• • • • • • •
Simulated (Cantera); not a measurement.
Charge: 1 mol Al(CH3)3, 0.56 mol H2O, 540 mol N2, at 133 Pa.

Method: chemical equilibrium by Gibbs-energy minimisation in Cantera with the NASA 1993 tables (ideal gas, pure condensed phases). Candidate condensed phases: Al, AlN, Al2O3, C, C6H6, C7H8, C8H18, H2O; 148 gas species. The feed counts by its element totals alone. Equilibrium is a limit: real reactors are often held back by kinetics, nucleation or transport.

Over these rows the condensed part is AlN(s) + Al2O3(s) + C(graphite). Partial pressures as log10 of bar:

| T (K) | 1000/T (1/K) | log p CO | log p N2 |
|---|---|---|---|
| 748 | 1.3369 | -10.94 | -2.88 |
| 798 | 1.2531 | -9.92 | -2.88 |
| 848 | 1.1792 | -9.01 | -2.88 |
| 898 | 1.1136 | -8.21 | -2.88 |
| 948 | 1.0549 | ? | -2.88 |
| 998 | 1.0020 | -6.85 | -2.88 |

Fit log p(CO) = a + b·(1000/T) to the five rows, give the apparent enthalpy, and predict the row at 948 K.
• • • • • • •

*WORK REQUEST:*
Every record above is to be transcribed exactly.

*TASK SOLUTION:*
Simulated (Cantera); not a measurement.
Charge: 1 mol Al(CH3)3, 0.56 mol H2O, 540 mol N2, at 133 Pa.

Method: chemical equilibrium by Gibbs-energy minimisation in Cantera with the NASA 1993 tables (ideal gas, pure condensed phases). Candidate condensed phases: Al, AlN, Al2O3, C, C6H6, C7H8, C8H18, H2O; 148 gas species. The feed counts by its element totals alone. Equilibrium is a limit: real reactors are often held back by kinetics, nucleation or transport.

Over these rows the condensed part is AlN(s) + Al2O3(s) + C(graphite). Partial pressures as log10 of bar:

| T (K) | 1000/T (1/K) | log p CO | log p N2 |
|---|---|---|---|
| 748 | 1.3369 | -10.94 | -2.88 |
| 798 | 1.2531 | -9.92 | -2.88 |
| 848 | 1.1792 | -9.01 | -2.88 |
| 898 | 1.1136 | -8.21 | -2.88 |
| 948 | 1.0549 | ? | -2.88 |
| 998 | 1.0020 | -6.85 | -2.88 |

Fit log p(CO) = a + b·(1000/T) to the five rows, give the apparent enthalpy, and predict the row at 948 K.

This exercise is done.